## EXTRACTED RECORDS:
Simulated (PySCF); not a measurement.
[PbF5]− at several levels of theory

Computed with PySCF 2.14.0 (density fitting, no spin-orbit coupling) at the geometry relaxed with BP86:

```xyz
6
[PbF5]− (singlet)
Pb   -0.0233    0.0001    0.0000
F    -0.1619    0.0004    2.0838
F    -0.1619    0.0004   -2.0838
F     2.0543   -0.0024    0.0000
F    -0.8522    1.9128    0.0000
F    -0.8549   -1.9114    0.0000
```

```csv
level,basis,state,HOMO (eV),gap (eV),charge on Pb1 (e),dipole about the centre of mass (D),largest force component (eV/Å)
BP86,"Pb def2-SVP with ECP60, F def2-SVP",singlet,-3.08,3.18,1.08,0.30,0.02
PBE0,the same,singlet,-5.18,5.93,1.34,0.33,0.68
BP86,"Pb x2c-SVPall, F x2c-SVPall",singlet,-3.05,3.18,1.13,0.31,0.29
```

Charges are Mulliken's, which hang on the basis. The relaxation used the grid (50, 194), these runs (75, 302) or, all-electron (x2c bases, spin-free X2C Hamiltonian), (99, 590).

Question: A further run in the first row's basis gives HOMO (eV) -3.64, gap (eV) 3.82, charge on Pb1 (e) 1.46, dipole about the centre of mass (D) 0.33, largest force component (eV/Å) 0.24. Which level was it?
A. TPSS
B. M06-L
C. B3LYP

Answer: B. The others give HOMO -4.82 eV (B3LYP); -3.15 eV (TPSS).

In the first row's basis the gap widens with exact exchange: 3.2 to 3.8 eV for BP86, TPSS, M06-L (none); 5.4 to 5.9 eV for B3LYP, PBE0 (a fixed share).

## REQUIRED ACTION:
Transcribe only, please, the lines from the first line of the records through the line with "Charges are Mulliken's, which". Both of those lines are included.

## RESULT:
Simulated (PySCF); not a measurement.
[PbF5]− at several levels of theory

Computed with PySCF 2.14.0 (density fitting, no spin-orbit coupling) at the geometry relaxed with BP86:

```xyz
6
[PbF5]− (singlet)
Pb   -0.0233    0.0001    0.0000
F    -0.1619    0.0004    2.0838
F    -0.1619    0.0004   -2.0838
F     2.0543   -0.0024    0.0000
F    -0.8522    1.9128    0.0000
F    -0.8549   -1.9114    0.0000
```

```csv
level,basis,state,HOMO (eV),gap (eV),charge on Pb1 (e),dipole about the centre of mass (D),largest force component (eV/Å)
BP86,"Pb def2-SVP with ECP60, F def2-SVP",singlet,-3.08,3.18,1.08,0.30,0.02
PBE0,the same,singlet,-5.18,5.93,1.34,0.33,0.68
BP86,"Pb x2c-SVPall, F x2c-SVPall",singlet,-3.05,3.18,1.13,0.31,0.29
```

Charges are Mulliken's, which hang on the basis. The relaxation used the grid (50, 194), these runs (75, 302) or, all-electron (x2c bases, spin-free X2C Hamiltonian), (99, 590).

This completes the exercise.